________________________
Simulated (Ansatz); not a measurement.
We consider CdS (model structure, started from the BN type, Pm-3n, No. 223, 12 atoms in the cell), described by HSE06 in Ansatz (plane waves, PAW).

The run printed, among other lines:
________________________

Work request => The answer must hold exactly the lines of the entries above, from the first line through the line that contains "We consider CdS", and no others.

Written reply =>
Simulated (Ansatz); not a measurement.
We consider CdS (model structure, started from the BN type, Pm-3n, No. 223, 12 atoms in the cell), described by HSE06 in Ansatz (plane waves, PAW).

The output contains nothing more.